────────────────

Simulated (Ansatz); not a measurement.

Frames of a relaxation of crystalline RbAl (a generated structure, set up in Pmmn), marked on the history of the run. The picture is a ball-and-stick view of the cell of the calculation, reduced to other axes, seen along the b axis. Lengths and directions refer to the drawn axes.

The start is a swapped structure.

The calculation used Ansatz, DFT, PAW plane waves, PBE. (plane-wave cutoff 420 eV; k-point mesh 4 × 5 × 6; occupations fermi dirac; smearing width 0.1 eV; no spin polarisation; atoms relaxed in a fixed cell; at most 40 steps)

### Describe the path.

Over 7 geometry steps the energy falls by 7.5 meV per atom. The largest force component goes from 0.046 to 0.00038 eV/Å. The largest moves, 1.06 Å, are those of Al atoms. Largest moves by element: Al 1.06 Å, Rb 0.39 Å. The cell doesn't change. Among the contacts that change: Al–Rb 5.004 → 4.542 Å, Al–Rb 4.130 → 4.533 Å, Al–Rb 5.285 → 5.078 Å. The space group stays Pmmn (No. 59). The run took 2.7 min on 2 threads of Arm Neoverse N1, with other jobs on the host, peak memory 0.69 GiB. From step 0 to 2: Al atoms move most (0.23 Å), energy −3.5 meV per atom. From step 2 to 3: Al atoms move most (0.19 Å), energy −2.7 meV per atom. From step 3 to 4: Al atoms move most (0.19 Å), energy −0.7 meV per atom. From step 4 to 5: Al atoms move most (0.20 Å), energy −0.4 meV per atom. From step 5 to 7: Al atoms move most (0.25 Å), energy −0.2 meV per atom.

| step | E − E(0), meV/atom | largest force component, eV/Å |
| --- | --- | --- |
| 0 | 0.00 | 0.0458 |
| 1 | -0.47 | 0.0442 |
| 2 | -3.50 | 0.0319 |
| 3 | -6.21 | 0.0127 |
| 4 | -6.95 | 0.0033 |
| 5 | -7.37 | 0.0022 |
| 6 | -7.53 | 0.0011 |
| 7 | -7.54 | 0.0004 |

────────────────

(WORK ORDER)
Copy exactly the lines that run from the first line of the data to the line containing "### Describe the path.", please, with both ends included and nothing else.

(EXERCISE ANSWER)
Simulated (Ansatz); not a measurement.

Frames of a relaxation of crystalline RbAl (a generated structure, set up in Pmmn), marked on the history of the run. The picture is a ball-and-stick view of the cell of the calculation, reduced to other axes, seen along the b axis. Lengths and directions refer to the drawn axes.

The start is a swapped structure.

The calculation used Ansatz, DFT, PAW plane waves, PBE. (plane-wave cutoff 420 eV; k-point mesh 4 × 5 × 6; occupations fermi dirac; smearing width 0.1 eV; no spin polarisation; atoms relaxed in a fixed cell; at most 40 steps)

### Describe the path.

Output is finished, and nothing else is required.